Provided material ->
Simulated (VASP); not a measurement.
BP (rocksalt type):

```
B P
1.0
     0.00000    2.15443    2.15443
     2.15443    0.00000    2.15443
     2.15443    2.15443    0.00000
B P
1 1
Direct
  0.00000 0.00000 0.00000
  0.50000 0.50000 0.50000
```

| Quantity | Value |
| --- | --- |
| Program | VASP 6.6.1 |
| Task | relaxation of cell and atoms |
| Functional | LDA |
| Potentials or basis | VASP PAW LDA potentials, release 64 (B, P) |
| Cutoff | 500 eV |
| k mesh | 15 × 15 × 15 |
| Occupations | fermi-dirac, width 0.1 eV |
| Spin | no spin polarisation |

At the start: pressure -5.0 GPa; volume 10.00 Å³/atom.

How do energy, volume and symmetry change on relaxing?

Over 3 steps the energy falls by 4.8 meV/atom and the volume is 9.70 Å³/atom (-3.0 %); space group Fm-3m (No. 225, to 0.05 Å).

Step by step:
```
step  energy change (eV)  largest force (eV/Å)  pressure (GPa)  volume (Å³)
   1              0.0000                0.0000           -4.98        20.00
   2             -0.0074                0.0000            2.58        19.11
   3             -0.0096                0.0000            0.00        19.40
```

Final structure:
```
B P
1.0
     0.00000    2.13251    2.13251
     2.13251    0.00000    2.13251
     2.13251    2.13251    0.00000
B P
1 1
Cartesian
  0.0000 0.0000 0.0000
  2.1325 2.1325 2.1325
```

Assigned task ->
Your answer must be the data above, copied exactly from its first line through the line containing "Functional | LDA |", and nothing more.

Problem solution ->
Simulated (VASP); not a measurement.
BP (rocksalt type):

```
B P
1.0
     0.00000    2.15443    2.15443
     2.15443    0.00000    2.15443
     2.15443    2.15443    0.00000
B P
1 1
Direct
  0.00000 0.00000 0.00000
  0.50000 0.50000 0.50000
```

| Quantity | Value |
| --- | --- |
| Program | VASP 6.6.1 |
| Task | relaxation of cell and atoms |
| Functional | LDA |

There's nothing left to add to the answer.